# [Records shown]
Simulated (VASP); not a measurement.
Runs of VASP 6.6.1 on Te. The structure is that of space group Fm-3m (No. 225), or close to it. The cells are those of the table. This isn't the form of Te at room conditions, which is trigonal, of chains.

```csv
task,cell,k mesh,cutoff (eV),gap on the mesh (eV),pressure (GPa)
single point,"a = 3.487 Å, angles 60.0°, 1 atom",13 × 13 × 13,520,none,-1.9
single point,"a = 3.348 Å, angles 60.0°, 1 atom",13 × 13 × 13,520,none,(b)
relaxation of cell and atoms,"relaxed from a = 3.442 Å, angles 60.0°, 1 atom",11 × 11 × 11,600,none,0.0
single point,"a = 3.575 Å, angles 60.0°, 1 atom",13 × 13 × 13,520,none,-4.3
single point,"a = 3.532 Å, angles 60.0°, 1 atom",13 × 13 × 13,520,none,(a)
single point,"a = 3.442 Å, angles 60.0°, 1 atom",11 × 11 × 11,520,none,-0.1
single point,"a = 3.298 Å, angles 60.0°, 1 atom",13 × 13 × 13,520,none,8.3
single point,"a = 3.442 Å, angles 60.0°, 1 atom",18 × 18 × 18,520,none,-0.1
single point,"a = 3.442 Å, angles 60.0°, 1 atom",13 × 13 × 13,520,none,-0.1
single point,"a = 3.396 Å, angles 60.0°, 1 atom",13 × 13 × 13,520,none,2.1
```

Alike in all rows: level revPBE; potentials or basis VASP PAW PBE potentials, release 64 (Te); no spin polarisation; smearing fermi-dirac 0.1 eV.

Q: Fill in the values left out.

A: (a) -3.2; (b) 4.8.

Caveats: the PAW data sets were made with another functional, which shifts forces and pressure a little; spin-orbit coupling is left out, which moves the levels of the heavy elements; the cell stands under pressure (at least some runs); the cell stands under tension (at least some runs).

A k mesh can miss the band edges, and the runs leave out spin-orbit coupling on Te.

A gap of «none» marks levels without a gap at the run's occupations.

# [Assignment]
Please return exactly the lines from the first line of the material through the one with "A k mesh can", and no lines after it.

# [Your response]
Simulated (VASP); not a measurement.
Runs of VASP 6.6.1 on Te. The structure is that of space group Fm-3m (No. 225), or close to it. The cells are those of the table. This isn't the form of Te at room conditions, which is trigonal, of chains.

```csv
task,cell,k mesh,cutoff (eV),gap on the mesh (eV),pressure (GPa)
single point,"a = 3.487 Å, angles 60.0°, 1 atom",13 × 13 × 13,520,none,-1.9
single point,"a = 3.348 Å, angles 60.0°, 1 atom",13 × 13 × 13,520,none,(b)
relaxation of cell and atoms,"relaxed from a = 3.442 Å, angles 60.0°, 1 atom",11 × 11 × 11,600,none,0.0
single point,"a = 3.575 Å, angles 60.0°, 1 atom",13 × 13 × 13,520,none,-4.3
single point,"a = 3.532 Å, angles 60.0°, 1 atom",13 × 13 × 13,520,none,(a)
single point,"a = 3.442 Å, angles 60.0°, 1 atom",11 × 11 × 11,520,none,-0.1
single point,"a = 3.298 Å, angles 60.0°, 1 atom",13 × 13 × 13,520,none,8.3
single point,"a = 3.442 Å, angles 60.0°, 1 atom",18 × 18 × 18,520,none,-0.1
single point,"a = 3.442 Å, angles 60.0°, 1 atom",13 × 13 × 13,520,none,-0.1
single point,"a = 3.396 Å, angles 60.0°, 1 atom",13 × 13 × 13,520,none,2.1
```

Alike in all rows: level revPBE; potentials or basis VASP PAW PBE potentials, release 64 (Te); no spin polarisation; smearing fermi-dirac 0.1 eV.

Q: Fill in the values left out.

A: (a) -3.2; (b) 4.8.

Caveats: the PAW data sets were made with another functional, which shifts forces and pressure a little; spin-orbit coupling is left out, which moves the levels of the heavy elements; the cell stands under pressure (at least some runs); the cell stands under tension (at least some runs).

A k mesh can miss the band edges, and the runs leave out spin-orbit coupling on Te.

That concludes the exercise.